-=-=-=-=-

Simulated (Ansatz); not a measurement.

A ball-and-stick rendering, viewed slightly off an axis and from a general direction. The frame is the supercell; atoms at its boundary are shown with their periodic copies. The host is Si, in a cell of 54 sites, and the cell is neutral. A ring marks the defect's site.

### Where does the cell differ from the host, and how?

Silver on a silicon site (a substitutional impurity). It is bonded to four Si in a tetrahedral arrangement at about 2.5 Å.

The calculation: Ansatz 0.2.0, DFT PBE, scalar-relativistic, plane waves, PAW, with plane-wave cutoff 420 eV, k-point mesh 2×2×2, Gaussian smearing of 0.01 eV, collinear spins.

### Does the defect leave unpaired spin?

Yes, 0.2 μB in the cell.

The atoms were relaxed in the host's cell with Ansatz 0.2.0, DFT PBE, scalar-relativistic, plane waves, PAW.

-=-=-=-=-

* _Work request_: The records above need copying. Do it exactly.

* _Exercise answer_:
Simulated (Ansatz); not a measurement.

A ball-and-stick rendering, viewed slightly off an axis and from a general direction. The frame is the supercell; atoms at its boundary are shown with their periodic copies. The host is Si, in a cell of 54 sites, and the cell is neutral. A ring marks the defect's site.

### Where does the cell differ from the host, and how?

Silver on a silicon site (a substitutional impurity). It is bonded to four Si in a tetrahedral arrangement at about 2.5 Å.

The calculation: Ansatz 0.2.0, DFT PBE, scalar-relativistic, plane waves, PAW, with plane-wave cutoff 420 eV, k-point mesh 2×2×2, Gaussian smearing of 0.01 eV, collinear spins.

### Does the defect leave unpaired spin?

Yes, 0.2 μB in the cell.

The atoms were relaxed in the host's cell with Ansatz 0.2.0, DFT PBE, scalar-relativistic, plane waves, PAW.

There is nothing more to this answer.